## Requirement
Give back exactly the lines of the entries below from the line with "# Ti3B4 (Immm)" to the line with "## 1. The cell of the first run", inclusive, and only those.

## Recorded information
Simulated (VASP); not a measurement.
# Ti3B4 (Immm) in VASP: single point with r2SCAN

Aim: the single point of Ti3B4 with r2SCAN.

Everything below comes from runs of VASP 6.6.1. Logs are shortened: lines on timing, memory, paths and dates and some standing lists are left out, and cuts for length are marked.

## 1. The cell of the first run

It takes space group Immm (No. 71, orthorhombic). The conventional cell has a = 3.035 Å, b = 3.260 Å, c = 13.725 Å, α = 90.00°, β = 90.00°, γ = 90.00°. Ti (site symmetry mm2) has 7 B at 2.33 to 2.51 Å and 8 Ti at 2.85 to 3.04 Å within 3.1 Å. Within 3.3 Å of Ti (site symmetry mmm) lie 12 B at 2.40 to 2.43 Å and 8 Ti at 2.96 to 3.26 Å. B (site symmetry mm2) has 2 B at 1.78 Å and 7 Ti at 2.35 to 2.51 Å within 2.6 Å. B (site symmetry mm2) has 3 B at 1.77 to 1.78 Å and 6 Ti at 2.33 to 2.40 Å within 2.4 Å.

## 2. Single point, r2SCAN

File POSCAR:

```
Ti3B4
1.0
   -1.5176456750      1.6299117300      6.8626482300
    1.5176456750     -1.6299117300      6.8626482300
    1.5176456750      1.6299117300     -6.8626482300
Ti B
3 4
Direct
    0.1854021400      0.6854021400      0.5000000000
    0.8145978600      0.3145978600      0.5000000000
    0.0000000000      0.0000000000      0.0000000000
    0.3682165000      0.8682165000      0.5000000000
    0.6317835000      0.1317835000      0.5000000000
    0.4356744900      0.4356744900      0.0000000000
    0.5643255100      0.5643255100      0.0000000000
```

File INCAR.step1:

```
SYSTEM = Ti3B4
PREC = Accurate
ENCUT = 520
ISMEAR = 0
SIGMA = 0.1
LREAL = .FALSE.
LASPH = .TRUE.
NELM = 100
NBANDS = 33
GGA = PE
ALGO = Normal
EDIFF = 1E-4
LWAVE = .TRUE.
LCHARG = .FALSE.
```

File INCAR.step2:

## Task answer
# Ti3B4 (Immm) in VASP: single point with r2SCAN

Aim: the single point of Ti3B4 with r2SCAN.

Everything below comes from runs of VASP 6.6.1. Logs are shortened: lines on timing, memory, paths and dates and some standing lists are left out, and cuts for length are marked.

## 1. The cell of the first run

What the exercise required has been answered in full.